Exercise
Each entry that follows must be output without any deviation.

* * * * *
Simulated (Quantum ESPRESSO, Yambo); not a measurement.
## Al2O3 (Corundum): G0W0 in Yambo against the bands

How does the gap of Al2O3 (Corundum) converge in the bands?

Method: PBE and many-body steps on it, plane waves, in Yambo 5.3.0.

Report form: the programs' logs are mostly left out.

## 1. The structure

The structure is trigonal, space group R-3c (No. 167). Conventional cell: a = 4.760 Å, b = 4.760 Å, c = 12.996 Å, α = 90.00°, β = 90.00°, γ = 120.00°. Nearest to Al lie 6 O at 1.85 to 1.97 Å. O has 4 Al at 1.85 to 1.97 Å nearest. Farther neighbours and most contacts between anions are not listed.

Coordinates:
* * * * *

Your solution
Simulated (Quantum ESPRESSO, Yambo); not a measurement.
## Al2O3 (Corundum): G0W0 in Yambo against the bands

How does the gap of Al2O3 (Corundum) converge in the bands?

Method: PBE and many-body steps on it, plane waves, in Yambo 5.3.0.

Report form: the programs' logs are mostly left out.

## 1. The structure

The structure is trigonal, space group R-3c (No. 167). Conventional cell: a = 4.760 Å, b = 4.760 Å, c = 12.996 Å, α = 90.00°, β = 90.00°, γ = 120.00°. Nearest to Al lie 6 O at 1.85 to 1.97 Å. O has 4 Al at 1.85 to 1.97 Å nearest. Farther neighbours and most contacts between anions are not listed.

Coordinates:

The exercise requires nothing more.